Every line from the start of the listing below through the line that contains "All values below" is to be reproduced word for word.

▶

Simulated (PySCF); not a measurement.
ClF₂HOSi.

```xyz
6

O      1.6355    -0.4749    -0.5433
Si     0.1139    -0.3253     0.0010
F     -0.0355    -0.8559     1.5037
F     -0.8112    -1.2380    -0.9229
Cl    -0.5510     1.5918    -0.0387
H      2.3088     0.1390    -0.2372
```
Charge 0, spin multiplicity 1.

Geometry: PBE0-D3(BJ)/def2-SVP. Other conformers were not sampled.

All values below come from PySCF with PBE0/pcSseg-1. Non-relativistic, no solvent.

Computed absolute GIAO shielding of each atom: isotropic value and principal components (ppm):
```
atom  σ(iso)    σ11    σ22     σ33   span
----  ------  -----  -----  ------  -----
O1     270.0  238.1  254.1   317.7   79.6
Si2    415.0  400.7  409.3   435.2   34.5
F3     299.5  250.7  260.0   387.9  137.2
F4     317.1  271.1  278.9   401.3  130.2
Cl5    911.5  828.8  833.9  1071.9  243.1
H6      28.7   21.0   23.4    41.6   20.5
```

◀

- _SOLUTION_:
Simulated (PySCF); not a measurement.
ClF₂HOSi.

```xyz
6

O      1.6355    -0.4749    -0.5433
Si     0.1139    -0.3253     0.0010
F     -0.0355    -0.8559     1.5037
F     -0.8112    -1.2380    -0.9229
Cl    -0.5510     1.5918    -0.0387
H      2.3088     0.1390    -0.2372
```
Charge 0, spin multiplicity 1.

Geometry: PBE0-D3(BJ)/def2-SVP. Other conformers were not sampled.

All values below come from PySCF with PBE0/pcSseg-1. Non-relativistic, no solvent.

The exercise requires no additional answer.